BRIEF:
Print exactly those lines that run from the beginning of the data to the line bearing "symmetry | x | y | z |", inclusive.

DATA FOR REVIEW:
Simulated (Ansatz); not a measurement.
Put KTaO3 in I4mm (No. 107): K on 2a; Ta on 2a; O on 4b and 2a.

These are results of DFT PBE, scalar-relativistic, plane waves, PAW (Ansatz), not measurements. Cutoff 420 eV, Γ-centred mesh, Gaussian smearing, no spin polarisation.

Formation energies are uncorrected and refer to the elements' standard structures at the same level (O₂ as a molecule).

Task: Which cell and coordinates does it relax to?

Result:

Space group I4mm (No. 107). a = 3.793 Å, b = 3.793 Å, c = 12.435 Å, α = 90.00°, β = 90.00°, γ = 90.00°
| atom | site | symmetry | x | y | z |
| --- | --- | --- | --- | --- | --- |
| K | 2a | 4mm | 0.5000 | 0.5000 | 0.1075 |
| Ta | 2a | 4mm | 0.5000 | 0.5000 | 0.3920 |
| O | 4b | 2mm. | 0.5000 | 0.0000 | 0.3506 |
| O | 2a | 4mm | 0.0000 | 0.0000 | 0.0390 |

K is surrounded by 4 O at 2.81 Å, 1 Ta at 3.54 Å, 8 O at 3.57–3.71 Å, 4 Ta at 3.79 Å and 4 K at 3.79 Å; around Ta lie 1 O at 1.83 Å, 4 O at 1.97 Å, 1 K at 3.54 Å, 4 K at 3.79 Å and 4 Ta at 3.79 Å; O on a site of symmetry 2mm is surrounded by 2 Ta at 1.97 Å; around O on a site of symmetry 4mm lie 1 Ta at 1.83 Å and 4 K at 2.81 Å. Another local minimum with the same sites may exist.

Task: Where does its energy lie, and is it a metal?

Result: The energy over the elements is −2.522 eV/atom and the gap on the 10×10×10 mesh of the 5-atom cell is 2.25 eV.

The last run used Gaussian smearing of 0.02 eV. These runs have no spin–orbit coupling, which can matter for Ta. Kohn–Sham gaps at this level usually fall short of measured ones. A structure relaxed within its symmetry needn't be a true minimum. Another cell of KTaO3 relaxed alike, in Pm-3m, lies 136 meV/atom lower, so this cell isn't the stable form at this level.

WRITTEN REPLY:
Simulated (Ansatz); not a measurement.
Put KTaO3 in I4mm (No. 107): K on 2a; Ta on 2a; O on 4b and 2a.

These are results of DFT PBE, scalar-relativistic, plane waves, PAW (Ansatz), not measurements. Cutoff 420 eV, Γ-centred mesh, Gaussian smearing, no spin polarisation.

Formation energies are uncorrected and refer to the elements' standard structures at the same level (O₂ as a molecule).

Task: Which cell and coordinates does it relax to?

Result:

Space group I4mm (No. 107). a = 3.793 Å, b = 3.793 Å, c = 12.435 Å, α = 90.00°, β = 90.00°, γ = 90.00°
| atom | site | symmetry | x | y | z |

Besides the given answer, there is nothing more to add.